• [Task item]:
In the entries that follow, copy exactly each line from the first through the line with "Alike in both".

• [Data extract]:
┄┄┄┄┄┄┄┄┄┄

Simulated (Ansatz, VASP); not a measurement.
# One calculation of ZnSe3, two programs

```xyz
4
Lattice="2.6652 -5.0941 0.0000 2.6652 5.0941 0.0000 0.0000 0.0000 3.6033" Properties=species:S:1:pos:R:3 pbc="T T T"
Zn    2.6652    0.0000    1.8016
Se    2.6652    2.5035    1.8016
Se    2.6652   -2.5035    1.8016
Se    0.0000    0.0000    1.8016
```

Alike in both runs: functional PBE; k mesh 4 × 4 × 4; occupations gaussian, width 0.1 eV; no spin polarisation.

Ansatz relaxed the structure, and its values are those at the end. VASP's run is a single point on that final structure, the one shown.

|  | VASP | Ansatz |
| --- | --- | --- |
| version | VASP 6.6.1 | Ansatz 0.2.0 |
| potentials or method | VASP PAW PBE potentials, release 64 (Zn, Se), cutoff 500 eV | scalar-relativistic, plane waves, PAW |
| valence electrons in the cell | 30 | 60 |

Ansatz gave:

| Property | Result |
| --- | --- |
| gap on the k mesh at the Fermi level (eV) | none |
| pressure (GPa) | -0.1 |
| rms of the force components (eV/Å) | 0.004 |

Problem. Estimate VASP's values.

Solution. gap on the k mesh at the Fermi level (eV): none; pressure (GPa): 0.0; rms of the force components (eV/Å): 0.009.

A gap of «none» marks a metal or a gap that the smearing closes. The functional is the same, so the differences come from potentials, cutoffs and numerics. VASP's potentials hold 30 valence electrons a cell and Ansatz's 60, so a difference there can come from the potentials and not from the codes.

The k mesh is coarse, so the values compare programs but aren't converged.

┄┄┄┄┄┄┄┄┄┄

• [Solution]:
Simulated (Ansatz, VASP); not a measurement.
# One calculation of ZnSe3, two programs

```xyz
4
Lattice="2.6652 -5.0941 0.0000 2.6652 5.0941 0.0000 0.0000 0.0000 3.6033" Properties=species:S:1:pos:R:3 pbc="T T T"
Zn    2.6652    0.0000    1.8016
Se    2.6652    2.5035    1.8016
Se    2.6652   -2.5035    1.8016
Se    0.0000    0.0000    1.8016
```

Alike in both runs: functional PBE; k mesh 4 × 4 × 4; occupations gaussian, width 0.1 eV; no spin polarisation.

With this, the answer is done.